Start of Block
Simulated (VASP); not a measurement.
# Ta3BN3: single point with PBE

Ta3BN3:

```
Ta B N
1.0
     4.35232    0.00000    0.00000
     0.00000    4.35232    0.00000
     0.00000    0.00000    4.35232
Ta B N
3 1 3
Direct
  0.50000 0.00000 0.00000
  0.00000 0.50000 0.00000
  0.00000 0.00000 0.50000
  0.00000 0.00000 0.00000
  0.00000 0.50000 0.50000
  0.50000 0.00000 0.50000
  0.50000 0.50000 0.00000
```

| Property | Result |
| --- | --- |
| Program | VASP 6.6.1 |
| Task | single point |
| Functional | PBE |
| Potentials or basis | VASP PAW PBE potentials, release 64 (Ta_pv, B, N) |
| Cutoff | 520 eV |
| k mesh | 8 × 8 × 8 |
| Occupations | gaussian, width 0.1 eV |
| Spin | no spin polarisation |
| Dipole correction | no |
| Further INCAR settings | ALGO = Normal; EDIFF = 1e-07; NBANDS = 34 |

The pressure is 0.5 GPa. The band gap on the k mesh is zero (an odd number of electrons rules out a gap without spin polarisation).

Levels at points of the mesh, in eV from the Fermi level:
End of Block

Work item - Repeat the data. Keep every word the same.

Task response -
Simulated (VASP); not a measurement.
# Ta3BN3: single point with PBE

Ta3BN3:

```
Ta B N
1.0
     4.35232    0.00000    0.00000
     0.00000    4.35232    0.00000
     0.00000    0.00000    4.35232
Ta B N
3 1 3
Direct
  0.50000 0.00000 0.00000
  0.00000 0.50000 0.00000
  0.00000 0.00000 0.50000
  0.00000 0.00000 0.00000
  0.00000 0.50000 0.50000
  0.50000 0.00000 0.50000
  0.50000 0.50000 0.00000
```

| Property | Result |
| --- | --- |
| Program | VASP 6.6.1 |
| Task | single point |
| Functional | PBE |
| Potentials or basis | VASP PAW PBE potentials, release 64 (Ta_pv, B, N) |
| Cutoff | 520 eV |
| k mesh | 8 × 8 × 8 |
| Occupations | gaussian, width 0.1 eV |
| Spin | no spin polarisation |
| Dipole correction | no |
| Further INCAR settings | ALGO = Normal; EDIFF = 1e-07; NBANDS = 34 |

The pressure is 0.5 GPa. The band gap on the k mesh is zero (an odd number of electrons rules out a gap without spin polarisation).

Levels at points of the mesh, in eV from the Fermi level:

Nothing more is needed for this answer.